Work instruction.
Nothing in the listing below should change; retype it as is.

◇ ◇ ◇
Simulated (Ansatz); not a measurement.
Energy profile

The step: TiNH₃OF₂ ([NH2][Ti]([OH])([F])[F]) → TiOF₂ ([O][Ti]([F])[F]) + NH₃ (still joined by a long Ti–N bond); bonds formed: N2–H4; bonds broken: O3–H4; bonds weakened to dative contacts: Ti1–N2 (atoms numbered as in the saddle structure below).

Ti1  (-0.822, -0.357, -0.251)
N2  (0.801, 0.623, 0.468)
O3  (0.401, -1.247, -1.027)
◇ ◇ ◇

Answer section.
Simulated (Ansatz); not a measurement.
Energy profile

The step: TiNH₃OF₂ ([NH2][Ti]([OH])([F])[F]) → TiOF₂ ([O][Ti]([F])[F]) + NH₃ (still joined by a long Ti–N bond); bonds formed: N2–H4; bonds broken: O3–H4; bonds weakened to dative contacts: Ti1–N2 (atoms numbered as in the saddle structure below).

Ti1  (-0.822, -0.357, -0.251)
N2  (0.801, 0.623, 0.468)
O3  (0.401, -1.247, -1.027)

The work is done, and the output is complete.